= Task item =
The full data, repeated exactly, is the only answer needed.

= Data under study =
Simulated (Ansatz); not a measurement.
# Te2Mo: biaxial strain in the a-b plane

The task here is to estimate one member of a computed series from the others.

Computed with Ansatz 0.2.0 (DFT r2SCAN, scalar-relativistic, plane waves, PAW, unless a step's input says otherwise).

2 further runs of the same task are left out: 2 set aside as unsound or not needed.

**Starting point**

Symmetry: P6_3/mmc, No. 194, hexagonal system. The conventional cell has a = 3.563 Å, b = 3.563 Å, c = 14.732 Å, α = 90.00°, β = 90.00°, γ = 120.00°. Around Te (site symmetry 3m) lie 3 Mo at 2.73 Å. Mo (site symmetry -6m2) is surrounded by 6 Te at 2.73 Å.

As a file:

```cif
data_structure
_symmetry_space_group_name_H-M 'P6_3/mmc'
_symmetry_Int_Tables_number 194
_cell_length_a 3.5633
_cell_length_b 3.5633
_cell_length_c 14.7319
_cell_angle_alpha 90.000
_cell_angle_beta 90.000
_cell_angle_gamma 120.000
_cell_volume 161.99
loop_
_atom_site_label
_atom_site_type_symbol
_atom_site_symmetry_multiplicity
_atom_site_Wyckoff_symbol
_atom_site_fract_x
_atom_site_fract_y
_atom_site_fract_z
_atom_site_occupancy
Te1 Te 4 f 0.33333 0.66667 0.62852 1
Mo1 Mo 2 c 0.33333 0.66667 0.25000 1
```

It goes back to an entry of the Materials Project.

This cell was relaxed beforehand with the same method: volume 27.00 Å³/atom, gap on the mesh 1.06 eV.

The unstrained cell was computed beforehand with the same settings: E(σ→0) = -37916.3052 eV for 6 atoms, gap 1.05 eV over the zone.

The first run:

= Answer section =
Simulated (Ansatz); not a measurement.
# Te2Mo: biaxial strain in the a-b plane

The task here is to estimate one member of a computed series from the others.

Computed with Ansatz 0.2.0 (DFT r2SCAN, scalar-relativistic, plane waves, PAW, unless a step's input says otherwise).

2 further runs of the same task are left out: 2 set aside as unsound or not needed.

**Starting point**

Symmetry: P6_3/mmc, No. 194, hexagonal system. The conventional cell has a = 3.563 Å, b = 3.563 Å, c = 14.732 Å, α = 90.00°, β = 90.00°, γ = 120.00°. Around Te (site symmetry 3m) lie 3 Mo at 2.73 Å. Mo (site symmetry -6m2) is surrounded by 6 Te at 2.73 Å.

As a file:

```cif
data_structure
_symmetry_space_group_name_H-M 'P6_3/mmc'
_symmetry_Int_Tables_number 194
_cell_length_a 3.5633
_cell_length_b 3.5633
_cell_length_c 14.7319
_cell_angle_alpha 90.000
_cell_angle_beta 90.000
_cell_angle_gamma 120.000
_cell_volume 161.99
loop_
_atom_site_label
_atom_site_type_symbol
_atom_site_symmetry_multiplicity
_atom_site_Wyckoff_symbol
_atom_site_fract_x
_atom_site_fract_y
_atom_site_fract_z
_atom_site_occupancy
Te1 Te 4 f 0.33333 0.66667 0.62852 1
Mo1 Mo 2 c 0.33333 0.66667 0.25000 1
```

It goes back to an entry of the Materials Project.

This cell was relaxed beforehand with the same method: volume 27.00 Å³/atom, gap on the mesh 1.06 eV.

The unstrained cell was computed beforehand with the same settings: E(σ→0) = -37916.3052 eV for 6 atoms, gap 1.05 eV over the zone.

The first run:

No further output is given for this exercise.